Extracted entries —

--

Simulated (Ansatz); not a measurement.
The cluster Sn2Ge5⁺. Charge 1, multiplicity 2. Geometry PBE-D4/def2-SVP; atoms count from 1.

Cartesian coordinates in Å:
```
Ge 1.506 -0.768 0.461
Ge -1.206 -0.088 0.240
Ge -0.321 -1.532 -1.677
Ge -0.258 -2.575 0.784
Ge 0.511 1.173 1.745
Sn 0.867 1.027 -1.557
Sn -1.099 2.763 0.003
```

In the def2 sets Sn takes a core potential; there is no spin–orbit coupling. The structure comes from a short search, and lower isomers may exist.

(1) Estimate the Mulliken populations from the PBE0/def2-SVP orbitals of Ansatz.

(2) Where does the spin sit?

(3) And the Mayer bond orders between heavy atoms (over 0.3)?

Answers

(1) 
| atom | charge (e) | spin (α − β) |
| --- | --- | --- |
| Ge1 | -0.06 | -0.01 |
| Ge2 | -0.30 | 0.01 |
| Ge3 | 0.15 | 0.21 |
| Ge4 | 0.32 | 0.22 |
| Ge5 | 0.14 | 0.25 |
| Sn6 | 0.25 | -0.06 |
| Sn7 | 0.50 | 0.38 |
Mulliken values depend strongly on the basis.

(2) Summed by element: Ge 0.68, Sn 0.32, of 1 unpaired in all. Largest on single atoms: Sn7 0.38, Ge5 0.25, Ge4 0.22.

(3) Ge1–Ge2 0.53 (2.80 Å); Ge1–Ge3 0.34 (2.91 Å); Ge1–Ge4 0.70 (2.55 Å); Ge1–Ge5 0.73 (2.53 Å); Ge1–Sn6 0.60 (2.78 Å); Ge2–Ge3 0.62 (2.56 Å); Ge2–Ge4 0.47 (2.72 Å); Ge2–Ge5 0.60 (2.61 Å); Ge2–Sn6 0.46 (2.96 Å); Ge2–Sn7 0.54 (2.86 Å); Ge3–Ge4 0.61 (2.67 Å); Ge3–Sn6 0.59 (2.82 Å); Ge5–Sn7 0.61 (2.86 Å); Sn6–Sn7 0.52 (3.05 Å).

--

Work item —
All that is wanted is the run of lines from the start of the data through the line containing "Mulliken values depend strongly on the basis.", copied word for word.

Task result —
Simulated (Ansatz); not a measurement.
The cluster Sn2Ge5⁺. Charge 1, multiplicity 2. Geometry PBE-D4/def2-SVP; atoms count from 1.

Cartesian coordinates in Å:
```
Ge 1.506 -0.768 0.461
Ge -1.206 -0.088 0.240
Ge -0.321 -1.532 -1.677
Ge -0.258 -2.575 0.784
Ge 0.511 1.173 1.745
Sn 0.867 1.027 -1.557
Sn -1.099 2.763 0.003
```

In the def2 sets Sn takes a core potential; there is no spin–orbit coupling. The structure comes from a short search, and lower isomers may exist.

(1) Estimate the Mulliken populations from the PBE0/def2-SVP orbitals of Ansatz.

(2) Where does the spin sit?

(3) And the Mayer bond orders between heavy atoms (over 0.3)?

Answers

(1) 
| atom | charge (e) | spin (α − β) |
| --- | --- | --- |
| Ge1 | -0.06 | -0.01 |
| Ge2 | -0.30 | 0.01 |
| Ge3 | 0.15 | 0.21 |
| Ge4 | 0.32 | 0.22 |
| Ge5 | 0.14 | 0.25 |
| Sn6 | 0.25 | -0.06 |
| Sn7 | 0.50 | 0.38 |
Mulliken values depend strongly on the basis.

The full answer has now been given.